■ **DATASET EXCERPTS**
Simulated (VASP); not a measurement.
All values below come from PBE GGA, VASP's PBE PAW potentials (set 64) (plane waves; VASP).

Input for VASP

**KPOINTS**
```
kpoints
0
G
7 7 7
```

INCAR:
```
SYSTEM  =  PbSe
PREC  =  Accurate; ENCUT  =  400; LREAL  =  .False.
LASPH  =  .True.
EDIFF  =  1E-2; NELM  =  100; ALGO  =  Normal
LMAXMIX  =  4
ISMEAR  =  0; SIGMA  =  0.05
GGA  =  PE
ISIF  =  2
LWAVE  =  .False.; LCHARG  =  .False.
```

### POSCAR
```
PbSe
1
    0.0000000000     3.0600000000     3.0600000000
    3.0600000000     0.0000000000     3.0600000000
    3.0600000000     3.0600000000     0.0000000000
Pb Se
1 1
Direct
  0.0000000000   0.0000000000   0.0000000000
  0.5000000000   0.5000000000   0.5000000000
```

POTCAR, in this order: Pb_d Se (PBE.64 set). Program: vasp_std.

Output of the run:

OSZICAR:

■ **ACTION ITEM**
Transcribe the data above in full, keeping every word as it is.

■ **TASK OUTPUT**
Simulated (VASP); not a measurement.
All values below come from PBE GGA, VASP's PBE PAW potentials (set 64) (plane waves; VASP).

Input for VASP

**KPOINTS**
```
kpoints
0
G
7 7 7
```

INCAR:
```
SYSTEM  =  PbSe
PREC  =  Accurate; ENCUT  =  400; LREAL  =  .False.
LASPH  =  .True.
EDIFF  =  1E-2; NELM  =  100; ALGO  =  Normal
LMAXMIX  =  4
ISMEAR  =  0; SIGMA  =  0.05
GGA  =  PE
ISIF  =  2
LWAVE  =  .False.; LCHARG  =  .False.
```

### POSCAR
```
PbSe
1
    0.0000000000     3.0600000000     3.0600000000
    3.0600000000     0.0000000000     3.0600000000
    3.0600000000     3.0600000000     0.0000000000
Pb Se
1 1
Direct
  0.0000000000   0.0000000000   0.0000000000
  0.5000000000   0.5000000000   0.5000000000
```

POTCAR, in this order: Pb_d Se (PBE.64 set). Program: vasp_std.

Output of the run:

OSZICAR:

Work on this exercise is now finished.